★ ★ ★ ★

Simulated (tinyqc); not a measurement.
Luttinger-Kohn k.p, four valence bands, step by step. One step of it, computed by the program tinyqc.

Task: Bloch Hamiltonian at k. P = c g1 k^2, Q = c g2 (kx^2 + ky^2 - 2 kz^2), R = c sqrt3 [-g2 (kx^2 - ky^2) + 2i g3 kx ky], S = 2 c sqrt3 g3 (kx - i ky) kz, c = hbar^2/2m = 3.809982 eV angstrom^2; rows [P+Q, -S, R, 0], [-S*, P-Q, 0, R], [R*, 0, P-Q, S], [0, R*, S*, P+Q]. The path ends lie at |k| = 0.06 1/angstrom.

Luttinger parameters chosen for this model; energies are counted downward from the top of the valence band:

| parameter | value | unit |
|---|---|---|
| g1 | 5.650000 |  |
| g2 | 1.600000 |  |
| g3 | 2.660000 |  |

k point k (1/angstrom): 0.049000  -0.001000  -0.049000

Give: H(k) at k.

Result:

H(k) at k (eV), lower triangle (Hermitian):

★ ★ ★ ★

* [Exercise]:
Set the entries above down once more, exactly as they stand.

* [Response]:
Simulated (tinyqc); not a measurement.
Luttinger-Kohn k.p, four valence bands, step by step. One step of it, computed by the program tinyqc.

Task: Bloch Hamiltonian at k. P = c g1 k^2, Q = c g2 (kx^2 + ky^2 - 2 kz^2), R = c sqrt3 [-g2 (kx^2 - ky^2) + 2i g3 kx ky], S = 2 c sqrt3 g3 (kx - i ky) kz, c = hbar^2/2m = 3.809982 eV angstrom^2; rows [P+Q, -S, R, 0], [-S*, P-Q, 0, R], [R*, 0, P-Q, S], [0, R*, S*, P+Q]. The path ends lie at |k| = 0.06 1/angstrom.

Luttinger parameters chosen for this model; energies are counted downward from the top of the valence band:

| parameter | value | unit |
|---|---|---|
| g1 | 5.650000 |  |
| g2 | 1.600000 |  |
| g3 | 2.660000 |  |

k point k (1/angstrom): 0.049000  -0.001000  -0.049000

Give: H(k) at k.

Result:

H(k) at k (eV), lower triangle (Hermitian):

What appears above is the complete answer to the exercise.